Quote the listing below word for word, stopping after the line that contains "### Step 1. Starting point".

- **SUPPLIED MATERIAL**:
BEGIN
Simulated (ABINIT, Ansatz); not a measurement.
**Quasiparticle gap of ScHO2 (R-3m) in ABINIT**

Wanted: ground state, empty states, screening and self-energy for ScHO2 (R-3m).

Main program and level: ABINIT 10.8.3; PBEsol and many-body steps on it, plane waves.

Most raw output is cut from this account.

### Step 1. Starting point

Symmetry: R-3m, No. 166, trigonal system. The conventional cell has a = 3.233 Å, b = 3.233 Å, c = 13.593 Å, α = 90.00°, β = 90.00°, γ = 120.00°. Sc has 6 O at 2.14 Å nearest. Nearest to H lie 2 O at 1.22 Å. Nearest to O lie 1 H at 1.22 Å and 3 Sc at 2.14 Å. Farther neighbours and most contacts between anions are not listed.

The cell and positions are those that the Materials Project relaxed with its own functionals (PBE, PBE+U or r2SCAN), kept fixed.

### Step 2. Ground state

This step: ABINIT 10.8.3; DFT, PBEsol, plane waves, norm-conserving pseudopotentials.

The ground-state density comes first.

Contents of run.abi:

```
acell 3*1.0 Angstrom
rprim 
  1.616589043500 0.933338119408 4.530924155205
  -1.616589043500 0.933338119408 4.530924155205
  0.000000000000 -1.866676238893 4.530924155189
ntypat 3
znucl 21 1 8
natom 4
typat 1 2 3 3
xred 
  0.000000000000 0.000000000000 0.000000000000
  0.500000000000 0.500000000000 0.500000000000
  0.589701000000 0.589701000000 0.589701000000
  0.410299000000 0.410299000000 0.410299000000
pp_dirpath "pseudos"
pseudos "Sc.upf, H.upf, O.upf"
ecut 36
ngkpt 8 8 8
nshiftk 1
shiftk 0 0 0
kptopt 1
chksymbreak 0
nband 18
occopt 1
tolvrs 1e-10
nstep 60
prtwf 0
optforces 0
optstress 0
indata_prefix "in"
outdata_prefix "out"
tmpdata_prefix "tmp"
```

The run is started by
END

- **TASK RESPONSE**:
Simulated (ABINIT, Ansatz); not a measurement.
**Quasiparticle gap of ScHO2 (R-3m) in ABINIT**

Wanted: ground state, empty states, screening and self-energy for ScHO2 (R-3m).

Main program and level: ABINIT 10.8.3; PBEsol and many-body steps on it, plane waves.

Most raw output is cut from this account.

### Step 1. Starting point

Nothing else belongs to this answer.